> [Requirement]: The entries below should be copied exactly and completely.

· · ·
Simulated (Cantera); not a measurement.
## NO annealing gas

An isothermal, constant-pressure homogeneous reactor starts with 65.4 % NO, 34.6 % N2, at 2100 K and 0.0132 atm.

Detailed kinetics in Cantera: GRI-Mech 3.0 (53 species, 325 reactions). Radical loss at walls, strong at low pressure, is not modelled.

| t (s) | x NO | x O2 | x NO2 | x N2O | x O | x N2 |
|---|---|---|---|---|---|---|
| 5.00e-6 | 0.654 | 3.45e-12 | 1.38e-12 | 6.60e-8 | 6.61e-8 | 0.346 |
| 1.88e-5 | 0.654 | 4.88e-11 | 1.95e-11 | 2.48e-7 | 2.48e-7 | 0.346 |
· · ·

> [Problem solution]:
Simulated (Cantera); not a measurement.
## NO annealing gas

An isothermal, constant-pressure homogeneous reactor starts with 65.4 % NO, 34.6 % N2, at 2100 K and 0.0132 atm.

Detailed kinetics in Cantera: GRI-Mech 3.0 (53 species, 325 reactions). Radical loss at walls, strong at low pressure, is not modelled.

| t (s) | x NO | x O2 | x NO2 | x N2O | x O | x N2 |
|---|---|---|---|---|---|---|
| 5.00e-6 | 0.654 | 3.45e-12 | 1.38e-12 | 6.60e-8 | 6.61e-8 | 0.346 |
| 1.88e-5 | 0.654 | 4.88e-11 | 1.95e-11 | 2.48e-7 | 2.48e-7 | 0.346 |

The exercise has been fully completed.